-------

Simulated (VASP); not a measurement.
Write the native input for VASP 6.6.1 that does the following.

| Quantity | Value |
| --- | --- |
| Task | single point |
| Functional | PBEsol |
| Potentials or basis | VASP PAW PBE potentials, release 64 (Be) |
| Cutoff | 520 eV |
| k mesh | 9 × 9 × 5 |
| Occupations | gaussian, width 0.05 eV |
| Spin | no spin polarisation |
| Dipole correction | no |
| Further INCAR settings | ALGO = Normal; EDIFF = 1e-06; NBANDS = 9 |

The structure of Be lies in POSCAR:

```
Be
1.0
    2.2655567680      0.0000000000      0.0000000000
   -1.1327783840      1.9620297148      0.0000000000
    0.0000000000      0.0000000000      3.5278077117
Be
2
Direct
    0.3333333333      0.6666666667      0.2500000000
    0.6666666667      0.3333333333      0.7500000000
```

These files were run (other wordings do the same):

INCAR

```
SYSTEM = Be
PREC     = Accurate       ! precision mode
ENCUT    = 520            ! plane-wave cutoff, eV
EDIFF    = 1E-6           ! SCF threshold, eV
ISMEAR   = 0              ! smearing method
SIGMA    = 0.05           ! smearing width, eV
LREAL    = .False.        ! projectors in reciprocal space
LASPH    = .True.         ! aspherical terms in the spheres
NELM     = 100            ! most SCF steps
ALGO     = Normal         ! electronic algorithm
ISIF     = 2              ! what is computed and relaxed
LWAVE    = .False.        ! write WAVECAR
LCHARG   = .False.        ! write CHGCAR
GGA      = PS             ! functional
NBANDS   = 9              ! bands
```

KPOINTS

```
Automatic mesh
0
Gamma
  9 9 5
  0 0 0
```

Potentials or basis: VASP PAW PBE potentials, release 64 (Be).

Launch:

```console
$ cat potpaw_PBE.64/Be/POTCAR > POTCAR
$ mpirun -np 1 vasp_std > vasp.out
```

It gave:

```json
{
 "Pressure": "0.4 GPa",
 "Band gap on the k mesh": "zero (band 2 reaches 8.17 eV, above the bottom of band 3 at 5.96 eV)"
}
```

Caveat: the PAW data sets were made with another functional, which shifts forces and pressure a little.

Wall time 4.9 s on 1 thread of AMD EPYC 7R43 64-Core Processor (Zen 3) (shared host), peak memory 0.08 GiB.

-------

=== WORK INSTRUCTION ===
Would you please reproduce the records above exactly, only from their first line through the line holding "width 0.05 eV |", with both ends included?

=== SOLUTION ===
Simulated (VASP); not a measurement.
Write the native input for VASP 6.6.1 that does the following.

| Quantity | Value |
| --- | --- |
| Task | single point |
| Functional | PBEsol |
| Potentials or basis | VASP PAW PBE potentials, release 64 (Be) |
| Cutoff | 520 eV |
| k mesh | 9 × 9 × 5 |
| Occupations | gaussian, width 0.05 eV |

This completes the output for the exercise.